Requirement:
Repeat exactly the lines from the first line of the records through the line containing "Result: Least squares", and nothing more.

Excerpted records:
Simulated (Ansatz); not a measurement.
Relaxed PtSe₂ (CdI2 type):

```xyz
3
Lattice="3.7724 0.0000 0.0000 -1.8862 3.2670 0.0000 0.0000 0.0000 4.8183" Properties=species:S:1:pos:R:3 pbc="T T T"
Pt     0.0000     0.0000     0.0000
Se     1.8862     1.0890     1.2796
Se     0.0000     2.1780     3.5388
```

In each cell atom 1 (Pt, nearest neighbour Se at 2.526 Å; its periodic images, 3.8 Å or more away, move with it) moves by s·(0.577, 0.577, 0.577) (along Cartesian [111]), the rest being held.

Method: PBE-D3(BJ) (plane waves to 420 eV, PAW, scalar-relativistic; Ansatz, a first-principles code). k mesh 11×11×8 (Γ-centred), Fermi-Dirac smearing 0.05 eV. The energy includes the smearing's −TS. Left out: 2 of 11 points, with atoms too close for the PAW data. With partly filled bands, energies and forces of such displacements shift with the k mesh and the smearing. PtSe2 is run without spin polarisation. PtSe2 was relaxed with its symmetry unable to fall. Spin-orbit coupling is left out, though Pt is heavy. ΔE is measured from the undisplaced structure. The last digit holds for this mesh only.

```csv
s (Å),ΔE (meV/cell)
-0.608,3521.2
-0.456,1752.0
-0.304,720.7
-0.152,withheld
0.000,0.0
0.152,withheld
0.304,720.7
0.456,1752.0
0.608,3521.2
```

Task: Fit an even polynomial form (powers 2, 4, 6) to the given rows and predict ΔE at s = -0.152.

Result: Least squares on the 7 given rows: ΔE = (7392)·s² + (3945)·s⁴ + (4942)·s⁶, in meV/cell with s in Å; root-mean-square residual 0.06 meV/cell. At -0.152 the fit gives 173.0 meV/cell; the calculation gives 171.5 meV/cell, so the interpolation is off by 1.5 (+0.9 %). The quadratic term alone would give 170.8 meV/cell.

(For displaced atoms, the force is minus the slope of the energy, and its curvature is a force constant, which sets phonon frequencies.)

Written answer:
Simulated (Ansatz); not a measurement.
Relaxed PtSe₂ (CdI2 type):

```xyz
3
Lattice="3.7724 0.0000 0.0000 -1.8862 3.2670 0.0000 0.0000 0.0000 4.8183" Properties=species:S:1:pos:R:3 pbc="T T T"
Pt     0.0000     0.0000     0.0000
Se     1.8862     1.0890     1.2796
Se     0.0000     2.1780     3.5388
```

In each cell atom 1 (Pt, nearest neighbour Se at 2.526 Å; its periodic images, 3.8 Å or more away, move with it) moves by s·(0.577, 0.577, 0.577) (along Cartesian [111]), the rest being held.

Method: PBE-D3(BJ) (plane waves to 420 eV, PAW, scalar-relativistic; Ansatz, a first-principles code). k mesh 11×11×8 (Γ-centred), Fermi-Dirac smearing 0.05 eV. The energy includes the smearing's −TS. Left out: 2 of 11 points, with atoms too close for the PAW data. With partly filled bands, energies and forces of such displacements shift with the k mesh and the smearing. PtSe2 is run without spin polarisation. PtSe2 was relaxed with its symmetry unable to fall. Spin-orbit coupling is left out, though Pt is heavy. ΔE is measured from the undisplaced structure. The last digit holds for this mesh only.

```csv
s (Å),ΔE (meV/cell)
-0.608,3521.2
-0.456,1752.0
-0.304,720.7
-0.152,withheld
0.000,0.0
0.152,withheld
0.304,720.7
0.456,1752.0
0.608,3521.2
```

Task: Fit an even polynomial form (powers 2, 4, 6) to the given rows and predict ΔE at s = -0.152.

Result: Least squares on the 7 given rows: ΔE = (7392)·s² + (3945)·s⁴ + (4942)·s⁶, in meV/cell with s in Å; root-mean-square residual 0.06 meV/cell. At -0.152 the fit gives 173.0 meV/cell; the calculation gives 171.5 meV/cell, so the interpolation is off by 1.5 (+0.9 %). The quadratic term alone would give 170.8 meV/cell.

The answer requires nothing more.